▶ **Work instruction**
Once the data has been read, restate all of it exactly.

▶ **Data to examine**
-- Opening Marker --

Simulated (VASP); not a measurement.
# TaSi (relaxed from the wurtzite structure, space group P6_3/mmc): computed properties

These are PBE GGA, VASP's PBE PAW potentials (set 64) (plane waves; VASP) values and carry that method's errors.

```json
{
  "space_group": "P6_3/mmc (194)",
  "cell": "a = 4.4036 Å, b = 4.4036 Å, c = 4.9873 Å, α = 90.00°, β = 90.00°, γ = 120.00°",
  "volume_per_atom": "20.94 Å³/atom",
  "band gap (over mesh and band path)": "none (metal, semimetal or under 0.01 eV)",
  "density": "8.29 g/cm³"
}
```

-- Closing Marker --

▶ **Written solution**
Simulated (VASP); not a measurement.
# TaSi (relaxed from the wurtzite structure, space group P6_3/mmc): computed properties

These are PBE GGA, VASP's PBE PAW potentials (set 64) (plane waves; VASP) values and carry that method's errors.

```json
{
  "space_group": "P6_3/mmc (194)",
  "cell": "a = 4.4036 Å, b = 4.4036 Å, c = 4.9873 Å, α = 90.00°, β = 90.00°, γ = 120.00°",
  "volume_per_atom": "20.94 Å³/atom",
  "band gap (over mesh and band path)": "none (metal, semimetal or under 0.01 eV)",
  "density": "8.29 g/cm³"
}
```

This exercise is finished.